START Extracted records
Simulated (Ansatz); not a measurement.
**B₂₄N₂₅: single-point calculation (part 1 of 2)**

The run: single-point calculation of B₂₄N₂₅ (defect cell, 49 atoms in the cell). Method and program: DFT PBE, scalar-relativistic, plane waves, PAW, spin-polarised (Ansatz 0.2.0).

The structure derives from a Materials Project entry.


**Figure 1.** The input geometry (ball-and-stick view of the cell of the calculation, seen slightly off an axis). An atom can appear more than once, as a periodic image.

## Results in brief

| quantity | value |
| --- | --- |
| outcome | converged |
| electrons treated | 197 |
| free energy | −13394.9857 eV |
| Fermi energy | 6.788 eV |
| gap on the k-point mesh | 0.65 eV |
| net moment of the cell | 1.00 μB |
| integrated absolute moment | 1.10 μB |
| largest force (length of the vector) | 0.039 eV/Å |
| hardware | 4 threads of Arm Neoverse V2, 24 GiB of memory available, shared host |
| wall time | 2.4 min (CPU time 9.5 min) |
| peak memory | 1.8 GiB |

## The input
END Extracted records

● **Work instruction**:
Take the listing above and set it down exactly.

● **Task solution**:
Simulated (Ansatz); not a measurement.
**B₂₄N₂₅: single-point calculation (part 1 of 2)**

The run: single-point calculation of B₂₄N₂₅ (defect cell, 49 atoms in the cell). Method and program: DFT PBE, scalar-relativistic, plane waves, PAW, spin-polarised (Ansatz 0.2.0).

The structure derives from a Materials Project entry.


**Figure 1.** The input geometry (ball-and-stick view of the cell of the calculation, seen slightly off an axis). An atom can appear more than once, as a periodic image.

## Results in brief

| quantity | value |
| --- | --- |
| outcome | converged |
| electrons treated | 197 |
| free energy | −13394.9857 eV |
| Fermi energy | 6.788 eV |
| gap on the k-point mesh | 0.65 eV |
| net moment of the cell | 1.00 μB |
| integrated absolute moment | 1.10 μB |
| largest force (length of the vector) | 0.039 eV/Å |
| hardware | 4 threads of Arm Neoverse V2, 24 GiB of memory available, shared host |
| wall time | 2.4 min (CPU time 9.5 min) |
| peak memory | 1.8 GiB |

## The input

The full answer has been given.